Work task: Transcribe each entry shown below with no difference from the original.

======

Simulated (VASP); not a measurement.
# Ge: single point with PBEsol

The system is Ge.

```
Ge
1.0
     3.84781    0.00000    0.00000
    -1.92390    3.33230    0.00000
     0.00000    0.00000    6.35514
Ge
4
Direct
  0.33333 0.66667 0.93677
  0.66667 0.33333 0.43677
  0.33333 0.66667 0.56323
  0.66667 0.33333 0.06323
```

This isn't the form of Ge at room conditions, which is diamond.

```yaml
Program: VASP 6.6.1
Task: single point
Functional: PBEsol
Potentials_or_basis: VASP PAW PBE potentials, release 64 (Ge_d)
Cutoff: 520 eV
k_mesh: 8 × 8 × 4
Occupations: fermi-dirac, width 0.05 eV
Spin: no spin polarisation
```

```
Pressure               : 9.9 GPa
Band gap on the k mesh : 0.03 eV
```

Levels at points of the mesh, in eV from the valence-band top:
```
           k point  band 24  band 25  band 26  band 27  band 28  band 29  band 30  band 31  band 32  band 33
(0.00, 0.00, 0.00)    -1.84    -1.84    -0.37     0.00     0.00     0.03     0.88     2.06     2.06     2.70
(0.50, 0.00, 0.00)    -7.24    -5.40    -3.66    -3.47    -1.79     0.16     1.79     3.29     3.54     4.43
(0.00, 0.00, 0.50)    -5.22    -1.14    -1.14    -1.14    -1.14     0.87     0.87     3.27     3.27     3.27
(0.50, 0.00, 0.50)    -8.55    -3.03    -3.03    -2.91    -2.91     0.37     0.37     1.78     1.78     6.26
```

======

Response box:
Simulated (VASP); not a measurement.
# Ge: single point with PBEsol

The system is Ge.

```
Ge
1.0
     3.84781    0.00000    0.00000
    -1.92390    3.33230    0.00000
     0.00000    0.00000    6.35514
Ge
4
Direct
  0.33333 0.66667 0.93677
  0.66667 0.33333 0.43677
  0.33333 0.66667 0.56323
  0.66667 0.33333 0.06323
```

This isn't the form of Ge at room conditions, which is diamond.

```yaml
Program: VASP 6.6.1
Task: single point
Functional: PBEsol
Potentials_or_basis: VASP PAW PBE potentials, release 64 (Ge_d)
Cutoff: 520 eV
k_mesh: 8 × 8 × 4
Occupations: fermi-dirac, width 0.05 eV
Spin: no spin polarisation
```

```
Pressure               : 9.9 GPa
Band gap on the k mesh : 0.03 eV
```

Levels at points of the mesh, in eV from the valence-band top:
```
           k point  band 24  band 25  band 26  band 27  band 28  band 29  band 30  band 31  band 32  band 33
(0.00, 0.00, 0.00)    -1.84    -1.84    -0.37     0.00     0.00     0.03     0.88     2.06     2.06     2.70
(0.50, 0.00, 0.00)    -7.24    -5.40    -3.66    -3.47    -1.79     0.16     1.79     3.29     3.54     4.43
(0.00, 0.00, 0.50)    -5.22    -1.14    -1.14    -1.14    -1.14     0.87     0.87     3.27     3.27     3.27
(0.50, 0.00, 0.50)    -8.55    -3.03    -3.03    -2.91    -2.91     0.37     0.37     1.78     1.78     6.26
```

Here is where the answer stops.